From the top of the entries below through the line containing "The atoms stand", return every line exactly as written, please, and stop there.

* _EXTRACTED INFORMATION_:

▬▬▬▬▬▬▬▬▬▬

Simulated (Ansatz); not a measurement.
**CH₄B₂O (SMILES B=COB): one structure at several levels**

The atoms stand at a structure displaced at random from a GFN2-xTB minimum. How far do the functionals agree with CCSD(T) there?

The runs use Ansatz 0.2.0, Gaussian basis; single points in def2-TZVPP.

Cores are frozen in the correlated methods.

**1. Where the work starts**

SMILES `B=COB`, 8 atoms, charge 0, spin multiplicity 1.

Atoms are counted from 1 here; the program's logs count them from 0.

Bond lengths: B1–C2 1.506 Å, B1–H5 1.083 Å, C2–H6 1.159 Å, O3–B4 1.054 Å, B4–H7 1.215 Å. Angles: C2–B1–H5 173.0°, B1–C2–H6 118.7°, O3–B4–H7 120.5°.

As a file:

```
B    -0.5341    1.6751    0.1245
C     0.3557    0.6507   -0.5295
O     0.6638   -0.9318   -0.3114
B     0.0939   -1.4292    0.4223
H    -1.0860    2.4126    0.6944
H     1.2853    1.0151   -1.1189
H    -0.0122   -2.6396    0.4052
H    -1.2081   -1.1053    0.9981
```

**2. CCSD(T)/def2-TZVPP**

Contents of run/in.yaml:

▬▬▬▬▬▬▬▬▬▬

* _YOUR RESPONSE_:
Simulated (Ansatz); not a measurement.
**CH₄B₂O (SMILES B=COB): one structure at several levels**

The atoms stand at a structure displaced at random from a GFN2-xTB minimum. How far do the functionals agree with CCSD(T) there?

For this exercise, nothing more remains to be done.